Task item
In the entries below, find the line containing "The input as" and the line containing "Caveat: the PAW". Copy those two lines and everything between them exactly, and only that.

Dataset excerpts
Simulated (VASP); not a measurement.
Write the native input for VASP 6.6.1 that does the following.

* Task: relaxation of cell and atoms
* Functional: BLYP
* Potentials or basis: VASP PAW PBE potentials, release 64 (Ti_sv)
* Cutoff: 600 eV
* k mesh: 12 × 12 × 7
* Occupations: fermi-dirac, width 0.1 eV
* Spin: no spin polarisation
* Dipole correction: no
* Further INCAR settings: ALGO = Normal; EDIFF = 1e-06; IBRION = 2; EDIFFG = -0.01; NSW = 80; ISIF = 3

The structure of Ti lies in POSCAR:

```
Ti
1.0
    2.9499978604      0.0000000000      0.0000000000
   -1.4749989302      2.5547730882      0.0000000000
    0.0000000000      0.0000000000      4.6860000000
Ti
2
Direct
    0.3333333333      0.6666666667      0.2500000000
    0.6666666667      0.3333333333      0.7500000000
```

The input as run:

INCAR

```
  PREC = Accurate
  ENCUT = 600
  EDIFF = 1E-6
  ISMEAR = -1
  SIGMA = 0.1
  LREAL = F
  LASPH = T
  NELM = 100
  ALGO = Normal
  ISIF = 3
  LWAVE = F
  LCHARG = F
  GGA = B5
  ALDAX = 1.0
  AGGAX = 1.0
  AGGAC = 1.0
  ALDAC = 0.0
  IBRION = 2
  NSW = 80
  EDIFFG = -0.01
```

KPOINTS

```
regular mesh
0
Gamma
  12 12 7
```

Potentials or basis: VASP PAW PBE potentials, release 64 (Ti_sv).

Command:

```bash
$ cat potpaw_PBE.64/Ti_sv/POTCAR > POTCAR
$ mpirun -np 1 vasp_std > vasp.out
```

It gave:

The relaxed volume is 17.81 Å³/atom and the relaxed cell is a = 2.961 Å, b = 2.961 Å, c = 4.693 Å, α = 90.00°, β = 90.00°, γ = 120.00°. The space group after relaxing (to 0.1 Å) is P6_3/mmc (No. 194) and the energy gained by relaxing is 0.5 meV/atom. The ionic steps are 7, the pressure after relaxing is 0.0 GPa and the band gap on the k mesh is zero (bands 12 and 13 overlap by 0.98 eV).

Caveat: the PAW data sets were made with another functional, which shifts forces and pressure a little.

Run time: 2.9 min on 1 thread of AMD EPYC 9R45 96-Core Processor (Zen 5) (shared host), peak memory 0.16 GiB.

Your response
The input as run:

INCAR

```
  PREC = Accurate
  ENCUT = 600
  EDIFF = 1E-6
  ISMEAR = -1
  SIGMA = 0.1
  LREAL = F
  LASPH = T
  NELM = 100
  ALGO = Normal
  ISIF = 3
  LWAVE = F
  LCHARG = F
  GGA = B5
  ALDAX = 1.0
  AGGAX = 1.0
  AGGAC = 1.0
  ALDAC = 0.0
  IBRION = 2
  NSW = 80
  EDIFFG = -0.01
```

KPOINTS

```
regular mesh
0
Gamma
  12 12 7
```

Potentials or basis: VASP PAW PBE potentials, release 64 (Ti_sv).

Command:

```bash
$ cat potpaw_PBE.64/Ti_sv/POTCAR > POTCAR
$ mpirun -np 1 vasp_std > vasp.out
```

It gave:

The relaxed volume is 17.81 Å³/atom and the relaxed cell is a = 2.961 Å, b = 2.961 Å, c = 4.693 Å, α = 90.00°, β = 90.00°, γ = 120.00°. The space group after relaxing (to 0.1 Å) is P6_3/mmc (No. 194) and the energy gained by relaxing is 0.5 meV/atom. The ionic steps are 7, the pressure after relaxing is 0.0 GPa and the band gap on the k mesh is zero (bands 12 and 13 overlap by 0.98 eV).

Caveat: the PAW data sets were made with another functional, which shifts forces and pressure a little.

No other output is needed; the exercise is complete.